# GIVEN RECORDS:
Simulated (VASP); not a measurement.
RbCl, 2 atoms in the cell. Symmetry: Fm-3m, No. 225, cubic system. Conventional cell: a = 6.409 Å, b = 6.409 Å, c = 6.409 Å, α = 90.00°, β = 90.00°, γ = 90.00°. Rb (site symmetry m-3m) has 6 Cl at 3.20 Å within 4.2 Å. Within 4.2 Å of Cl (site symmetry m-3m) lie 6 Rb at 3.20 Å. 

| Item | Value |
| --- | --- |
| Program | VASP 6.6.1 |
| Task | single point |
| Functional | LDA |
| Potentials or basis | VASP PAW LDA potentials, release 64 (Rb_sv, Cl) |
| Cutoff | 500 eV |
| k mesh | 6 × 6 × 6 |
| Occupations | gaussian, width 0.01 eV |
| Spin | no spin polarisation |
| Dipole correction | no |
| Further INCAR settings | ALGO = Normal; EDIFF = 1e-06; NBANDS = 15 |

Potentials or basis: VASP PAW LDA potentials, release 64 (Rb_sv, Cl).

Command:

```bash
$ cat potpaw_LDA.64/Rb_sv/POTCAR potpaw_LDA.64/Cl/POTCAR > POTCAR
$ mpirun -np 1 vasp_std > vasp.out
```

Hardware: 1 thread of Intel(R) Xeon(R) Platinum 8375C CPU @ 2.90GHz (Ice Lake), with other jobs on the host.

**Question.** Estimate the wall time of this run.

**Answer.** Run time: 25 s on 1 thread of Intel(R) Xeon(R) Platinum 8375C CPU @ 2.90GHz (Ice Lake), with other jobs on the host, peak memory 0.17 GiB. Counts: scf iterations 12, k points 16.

# REQUIREMENT:
Only the lines from the beginning of the material to the line containing "Cutoff | 500 eV |" should be echoed, verbatim and in full.

# EXERCISE RESPONSE:
Simulated (VASP); not a measurement.
RbCl, 2 atoms in the cell. Symmetry: Fm-3m, No. 225, cubic system. Conventional cell: a = 6.409 Å, b = 6.409 Å, c = 6.409 Å, α = 90.00°, β = 90.00°, γ = 90.00°. Rb (site symmetry m-3m) has 6 Cl at 3.20 Å within 4.2 Å. Within 4.2 Å of Cl (site symmetry m-3m) lie 6 Rb at 3.20 Å. 

| Item | Value |
| --- | --- |
| Program | VASP 6.6.1 |
| Task | single point |
| Functional | LDA |
| Potentials or basis | VASP PAW LDA potentials, release 64 (Rb_sv, Cl) |
| Cutoff | 500 eV |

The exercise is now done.